> Data for analysis
-*-
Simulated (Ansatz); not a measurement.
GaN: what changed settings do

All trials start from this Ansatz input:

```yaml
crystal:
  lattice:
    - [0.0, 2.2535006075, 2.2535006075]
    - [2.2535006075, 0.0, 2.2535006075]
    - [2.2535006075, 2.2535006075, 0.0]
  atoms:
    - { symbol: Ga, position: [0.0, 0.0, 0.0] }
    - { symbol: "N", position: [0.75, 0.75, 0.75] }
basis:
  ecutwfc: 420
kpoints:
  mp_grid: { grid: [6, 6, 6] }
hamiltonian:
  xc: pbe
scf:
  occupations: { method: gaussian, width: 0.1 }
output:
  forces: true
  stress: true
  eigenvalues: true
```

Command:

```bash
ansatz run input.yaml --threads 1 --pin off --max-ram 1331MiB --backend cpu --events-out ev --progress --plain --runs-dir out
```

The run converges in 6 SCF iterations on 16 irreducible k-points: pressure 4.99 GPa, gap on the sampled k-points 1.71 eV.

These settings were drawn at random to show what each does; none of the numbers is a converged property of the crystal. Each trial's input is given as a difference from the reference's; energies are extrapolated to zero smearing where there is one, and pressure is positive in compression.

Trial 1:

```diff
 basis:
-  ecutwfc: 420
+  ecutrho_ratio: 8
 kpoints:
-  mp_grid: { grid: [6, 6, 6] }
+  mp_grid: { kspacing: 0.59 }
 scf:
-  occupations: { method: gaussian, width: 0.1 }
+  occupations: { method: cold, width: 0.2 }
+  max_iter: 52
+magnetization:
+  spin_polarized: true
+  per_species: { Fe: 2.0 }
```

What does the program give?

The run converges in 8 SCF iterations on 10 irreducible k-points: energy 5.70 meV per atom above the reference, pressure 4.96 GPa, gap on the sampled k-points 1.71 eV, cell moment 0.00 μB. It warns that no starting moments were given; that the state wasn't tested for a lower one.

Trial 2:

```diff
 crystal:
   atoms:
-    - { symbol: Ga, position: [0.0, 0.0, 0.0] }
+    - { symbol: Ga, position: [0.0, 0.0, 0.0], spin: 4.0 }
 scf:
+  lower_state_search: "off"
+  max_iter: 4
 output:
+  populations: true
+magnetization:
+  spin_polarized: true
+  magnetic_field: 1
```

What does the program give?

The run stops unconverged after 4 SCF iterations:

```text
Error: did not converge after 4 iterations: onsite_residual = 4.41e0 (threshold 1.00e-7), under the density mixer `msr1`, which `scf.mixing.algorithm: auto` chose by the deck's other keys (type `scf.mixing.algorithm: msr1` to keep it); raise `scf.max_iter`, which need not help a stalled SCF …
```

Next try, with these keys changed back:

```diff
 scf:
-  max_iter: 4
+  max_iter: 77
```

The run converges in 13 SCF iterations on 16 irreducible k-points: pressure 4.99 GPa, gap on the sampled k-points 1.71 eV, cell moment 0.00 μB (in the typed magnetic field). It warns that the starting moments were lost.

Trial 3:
-*-

For the lines above, output exactly those from the line containing "GaN: what changed settings do" through the line containing "The run converges in 6", and skip the others.

GaN: what changed settings do

All trials start from this Ansatz input:

```yaml
crystal:
  lattice:
    - [0.0, 2.2535006075, 2.2535006075]
    - [2.2535006075, 0.0, 2.2535006075]
    - [2.2535006075, 2.2535006075, 0.0]
  atoms:
    - { symbol: Ga, position: [0.0, 0.0, 0.0] }
    - { symbol: "N", position: [0.75, 0.75, 0.75] }
basis:
  ecutwfc: 420
kpoints:
  mp_grid: { grid: [6, 6, 6] }
hamiltonian:
  xc: pbe
scf:
  occupations: { method: gaussian, width: 0.1 }
output:
  forces: true
  stress: true
  eigenvalues: true
```

Command:

```bash
ansatz run input.yaml --threads 1 --pin off --max-ram 1331MiB --backend cpu --events-out ev --progress --plain --runs-dir out
```

The run converges in 6 SCF iterations on 16 irreducible k-points: pressure 4.99 GPa, gap on the sampled k-points 1.71 eV.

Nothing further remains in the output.